• **WORK REQUEST**
Every line from the first in the listing below to the line containing "## Si well of" is to be repeated exactly, and no line past it.

**********
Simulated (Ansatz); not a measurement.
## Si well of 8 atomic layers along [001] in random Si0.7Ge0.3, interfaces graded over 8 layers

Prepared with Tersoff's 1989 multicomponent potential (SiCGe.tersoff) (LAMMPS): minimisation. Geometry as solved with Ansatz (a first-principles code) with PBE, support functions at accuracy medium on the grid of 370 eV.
**********

• **YOUR SOLUTION**
Simulated (Ansatz); not a measurement.
## Si well of 8 atomic layers along [001] in random Si0.7Ge0.3, interfaces graded over 8 layers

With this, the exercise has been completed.